REQUIREMENT: Write out exactly the first lines of the listing, ending on the line that contains "(K), highest first.".

--- EXERCISE DATA Enclosed Below ---

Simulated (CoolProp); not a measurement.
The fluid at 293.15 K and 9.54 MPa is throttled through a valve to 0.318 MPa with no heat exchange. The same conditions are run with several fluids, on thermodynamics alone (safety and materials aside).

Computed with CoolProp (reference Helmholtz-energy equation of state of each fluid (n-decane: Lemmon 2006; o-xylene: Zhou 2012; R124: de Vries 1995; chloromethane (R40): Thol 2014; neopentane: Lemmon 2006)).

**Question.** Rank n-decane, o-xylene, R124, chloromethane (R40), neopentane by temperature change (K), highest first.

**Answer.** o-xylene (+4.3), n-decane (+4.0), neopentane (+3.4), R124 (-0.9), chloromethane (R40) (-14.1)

--- End of Enclosed EXERCISE DATA ---

SOLUTION:
Simulated (CoolProp); not a measurement.
The fluid at 293.15 K and 9.54 MPa is throttled through a valve to 0.318 MPa with no heat exchange. The same conditions are run with several fluids, on thermodynamics alone (safety and materials aside).

Computed with CoolProp (reference Helmholtz-energy equation of state of each fluid (n-decane: Lemmon 2006; o-xylene: Zhou 2012; R124: de Vries 1995; chloromethane (R40): Thol 2014; neopentane: Lemmon 2006)).

**Question.** Rank n-decane, o-xylene, R124, chloromethane (R40), neopentane by temperature change (K), highest first.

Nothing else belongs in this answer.